-- -- --

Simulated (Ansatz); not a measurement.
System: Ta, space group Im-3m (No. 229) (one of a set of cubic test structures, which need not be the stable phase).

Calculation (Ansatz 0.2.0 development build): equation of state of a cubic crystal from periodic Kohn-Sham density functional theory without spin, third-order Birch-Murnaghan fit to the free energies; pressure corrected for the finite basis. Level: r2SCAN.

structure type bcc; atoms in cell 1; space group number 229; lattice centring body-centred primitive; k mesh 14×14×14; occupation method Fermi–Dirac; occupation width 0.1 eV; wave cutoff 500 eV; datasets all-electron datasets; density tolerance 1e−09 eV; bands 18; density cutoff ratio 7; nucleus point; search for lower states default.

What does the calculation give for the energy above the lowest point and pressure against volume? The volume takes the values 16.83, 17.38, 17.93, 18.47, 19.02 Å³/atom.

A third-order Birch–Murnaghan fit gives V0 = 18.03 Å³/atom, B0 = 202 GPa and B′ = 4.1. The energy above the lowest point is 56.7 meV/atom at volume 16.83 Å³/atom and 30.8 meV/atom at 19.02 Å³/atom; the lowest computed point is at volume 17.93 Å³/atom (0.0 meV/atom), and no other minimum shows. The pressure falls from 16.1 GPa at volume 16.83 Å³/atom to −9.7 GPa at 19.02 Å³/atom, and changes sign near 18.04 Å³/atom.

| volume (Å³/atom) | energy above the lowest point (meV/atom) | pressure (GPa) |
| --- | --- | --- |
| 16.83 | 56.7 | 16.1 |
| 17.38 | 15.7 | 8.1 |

-- -- --

:: Task item ::
Repeat all the lines above verbatim.

:: Response area ::
Simulated (Ansatz); not a measurement.
System: Ta, space group Im-3m (No. 229) (one of a set of cubic test structures, which need not be the stable phase).

Calculation (Ansatz 0.2.0 development build): equation of state of a cubic crystal from periodic Kohn-Sham density functional theory without spin, third-order Birch-Murnaghan fit to the free energies; pressure corrected for the finite basis. Level: r2SCAN.

structure type bcc; atoms in cell 1; space group number 229; lattice centring body-centred primitive; k mesh 14×14×14; occupation method Fermi–Dirac; occupation width 0.1 eV; wave cutoff 500 eV; datasets all-electron datasets; density tolerance 1e−09 eV; bands 18; density cutoff ratio 7; nucleus point; search for lower states default.

What does the calculation give for the energy above the lowest point and pressure against volume? The volume takes the values 16.83, 17.38, 17.93, 18.47, 19.02 Å³/atom.

A third-order Birch–Murnaghan fit gives V0 = 18.03 Å³/atom, B0 = 202 GPa and B′ = 4.1. The energy above the lowest point is 56.7 meV/atom at volume 16.83 Å³/atom and 30.8 meV/atom at 19.02 Å³/atom; the lowest computed point is at volume 17.93 Å³/atom (0.0 meV/atom), and no other minimum shows. The pressure falls from 16.1 GPa at volume 16.83 Å³/atom to −9.7 GPa at 19.02 Å³/atom, and changes sign near 18.04 Å³/atom.

| volume (Å³/atom) | energy above the lowest point (meV/atom) | pressure (GPa) |
| --- | --- | --- |
| 16.83 | 56.7 | 16.1 |
| 17.38 | 15.7 | 8.1 |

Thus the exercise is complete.